Given records
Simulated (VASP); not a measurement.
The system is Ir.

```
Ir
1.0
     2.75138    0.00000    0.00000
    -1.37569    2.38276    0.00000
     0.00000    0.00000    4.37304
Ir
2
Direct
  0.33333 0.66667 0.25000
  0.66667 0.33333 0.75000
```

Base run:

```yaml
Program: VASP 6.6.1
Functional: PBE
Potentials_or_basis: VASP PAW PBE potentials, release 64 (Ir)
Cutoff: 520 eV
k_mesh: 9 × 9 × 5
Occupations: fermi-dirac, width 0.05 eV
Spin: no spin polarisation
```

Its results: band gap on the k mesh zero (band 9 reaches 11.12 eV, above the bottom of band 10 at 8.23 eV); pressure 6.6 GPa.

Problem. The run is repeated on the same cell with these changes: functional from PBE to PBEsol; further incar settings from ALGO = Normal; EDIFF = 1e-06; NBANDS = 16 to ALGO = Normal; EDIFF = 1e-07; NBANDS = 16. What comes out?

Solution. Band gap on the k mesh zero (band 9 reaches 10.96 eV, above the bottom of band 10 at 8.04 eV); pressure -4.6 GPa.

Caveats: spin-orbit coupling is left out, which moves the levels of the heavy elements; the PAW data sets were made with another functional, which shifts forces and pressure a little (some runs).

Task item
All of the entries need to be given again, word for word.

Reply
Simulated (VASP); not a measurement.
The system is Ir.

```
Ir
1.0
     2.75138    0.00000    0.00000
    -1.37569    2.38276    0.00000
     0.00000    0.00000    4.37304
Ir
2
Direct
  0.33333 0.66667 0.25000
  0.66667 0.33333 0.75000
```

Base run:

```yaml
Program: VASP 6.6.1
Functional: PBE
Potentials_or_basis: VASP PAW PBE potentials, release 64 (Ir)
Cutoff: 520 eV
k_mesh: 9 × 9 × 5
Occupations: fermi-dirac, width 0.05 eV
Spin: no spin polarisation
```

Its results: band gap on the k mesh zero (band 9 reaches 11.12 eV, above the bottom of band 10 at 8.23 eV); pressure 6.6 GPa.

Problem. The run is repeated on the same cell with these changes: functional from PBE to PBEsol; further incar settings from ALGO = Normal; EDIFF = 1e-06; NBANDS = 16 to ALGO = Normal; EDIFF = 1e-07; NBANDS = 16. What comes out?

Solution. Band gap on the k mesh zero (band 9 reaches 10.96 eV, above the bottom of band 10 at 8.04 eV); pressure -4.6 GPa.

Caveats: spin-orbit coupling is left out, which moves the levels of the heavy elements; the PAW data sets were made with another functional, which shifts forces and pressure a little (some runs).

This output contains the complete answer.